WORK TASK> Copy the records below in full, changing no character.

EXERCISE DATA>
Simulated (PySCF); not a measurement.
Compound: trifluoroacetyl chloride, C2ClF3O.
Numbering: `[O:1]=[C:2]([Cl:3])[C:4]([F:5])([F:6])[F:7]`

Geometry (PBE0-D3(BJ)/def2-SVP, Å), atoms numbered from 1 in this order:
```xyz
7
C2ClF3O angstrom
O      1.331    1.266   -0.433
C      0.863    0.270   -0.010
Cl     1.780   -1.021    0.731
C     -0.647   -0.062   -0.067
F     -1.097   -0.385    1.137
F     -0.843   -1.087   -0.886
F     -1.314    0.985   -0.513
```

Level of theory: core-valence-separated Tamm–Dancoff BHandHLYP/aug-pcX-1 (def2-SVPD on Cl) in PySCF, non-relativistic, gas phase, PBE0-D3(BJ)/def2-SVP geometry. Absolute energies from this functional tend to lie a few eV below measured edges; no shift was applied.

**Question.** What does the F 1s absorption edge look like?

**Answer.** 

RESPONSE>
Simulated (PySCF); not a measurement.
Compound: trifluoroacetyl chloride, C2ClF3O.
Numbering: `[O:1]=[C:2]([Cl:3])[C:4]([F:5])([F:6])[F:7]`

Geometry (PBE0-D3(BJ)/def2-SVP, Å), atoms numbered from 1 in this order:
```xyz
7
C2ClF3O angstrom
O      1.331    1.266   -0.433
C      0.863    0.270   -0.010
Cl     1.780   -1.021    0.731
C     -0.647   -0.062   -0.067
F     -1.097   -0.385    1.137
F     -0.843   -1.087   -0.886
F     -1.314    0.985   -0.513
```

Level of theory: core-valence-separated Tamm–Dancoff BHandHLYP/aug-pcX-1 (def2-SVPD on Cl) in PySCF, non-relativistic, gas phase, PBE0-D3(BJ)/def2-SVP geometry. Absolute energies from this functional tend to lie a few eV below measured edges; no shift was applied.

**Question.** What does the F 1s absorption edge look like?

**Answer.** 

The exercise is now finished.